TASK ITEM
Transcribe the records in full.

ENTRIES PROVIDED
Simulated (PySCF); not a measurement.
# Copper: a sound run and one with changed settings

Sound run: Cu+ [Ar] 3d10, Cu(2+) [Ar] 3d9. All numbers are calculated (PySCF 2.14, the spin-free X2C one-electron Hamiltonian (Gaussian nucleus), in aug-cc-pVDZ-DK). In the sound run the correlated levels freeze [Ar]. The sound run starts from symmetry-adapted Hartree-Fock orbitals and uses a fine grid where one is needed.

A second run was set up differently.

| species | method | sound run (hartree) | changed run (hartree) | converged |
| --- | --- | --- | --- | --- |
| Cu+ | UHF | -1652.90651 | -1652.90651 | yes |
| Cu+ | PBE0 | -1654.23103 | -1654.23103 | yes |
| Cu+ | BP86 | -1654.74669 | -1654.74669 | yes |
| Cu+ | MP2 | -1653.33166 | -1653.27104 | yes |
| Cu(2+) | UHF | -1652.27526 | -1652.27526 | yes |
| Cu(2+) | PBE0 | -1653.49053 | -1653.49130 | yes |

EXERCISE RESULT
Simulated (PySCF); not a measurement.
# Copper: a sound run and one with changed settings

Sound run: Cu+ [Ar] 3d10, Cu(2+) [Ar] 3d9. All numbers are calculated (PySCF 2.14, the spin-free X2C one-electron Hamiltonian (Gaussian nucleus), in aug-cc-pVDZ-DK). In the sound run the correlated levels freeze [Ar]. The sound run starts from symmetry-adapted Hartree-Fock orbitals and uses a fine grid where one is needed.

A second run was set up differently.

| species | method | sound run (hartree) | changed run (hartree) | converged |
| --- | --- | --- | --- | --- |
| Cu+ | UHF | -1652.90651 | -1652.90651 | yes |
| Cu+ | PBE0 | -1654.23103 | -1654.23103 | yes |
| Cu+ | BP86 | -1654.74669 | -1654.74669 | yes |
| Cu+ | MP2 | -1653.33166 | -1653.27104 | yes |
| Cu(2+) | UHF | -1652.27526 | -1652.27526 | yes |
| Cu(2+) | PBE0 | -1653.49053 | -1653.49130 | yes |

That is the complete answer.